Return all entries below exactly. Skip nothing.

> **EXTRACTED MATERIAL**:
───

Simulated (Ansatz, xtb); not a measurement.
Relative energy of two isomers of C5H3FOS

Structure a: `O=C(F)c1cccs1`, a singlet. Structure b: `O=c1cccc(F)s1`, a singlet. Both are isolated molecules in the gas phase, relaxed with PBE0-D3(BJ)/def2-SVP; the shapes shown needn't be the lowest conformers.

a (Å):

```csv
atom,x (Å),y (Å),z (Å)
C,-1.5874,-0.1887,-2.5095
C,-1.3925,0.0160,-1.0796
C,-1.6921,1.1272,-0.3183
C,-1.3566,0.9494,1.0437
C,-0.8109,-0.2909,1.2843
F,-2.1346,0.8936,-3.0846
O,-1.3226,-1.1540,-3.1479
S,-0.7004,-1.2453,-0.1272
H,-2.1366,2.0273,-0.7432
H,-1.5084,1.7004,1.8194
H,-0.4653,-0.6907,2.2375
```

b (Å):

───

> **EXERCISE SOLUTION**:
Simulated (Ansatz, xtb); not a measurement.
Relative energy of two isomers of C5H3FOS

Structure a: `O=C(F)c1cccs1`, a singlet. Structure b: `O=c1cccc(F)s1`, a singlet. Both are isolated molecules in the gas phase, relaxed with PBE0-D3(BJ)/def2-SVP; the shapes shown needn't be the lowest conformers.

a (Å):

```csv
atom,x (Å),y (Å),z (Å)
C,-1.5874,-0.1887,-2.5095
C,-1.3925,0.0160,-1.0796
C,-1.6921,1.1272,-0.3183
C,-1.3566,0.9494,1.0437
C,-0.8109,-0.2909,1.2843
F,-2.1346,0.8936,-3.0846
O,-1.3226,-1.1540,-3.1479
S,-0.7004,-1.2453,-0.1272
H,-2.1366,2.0273,-0.7432
H,-1.5084,1.7004,1.8194
H,-0.4653,-0.6907,2.2375
```

b (Å):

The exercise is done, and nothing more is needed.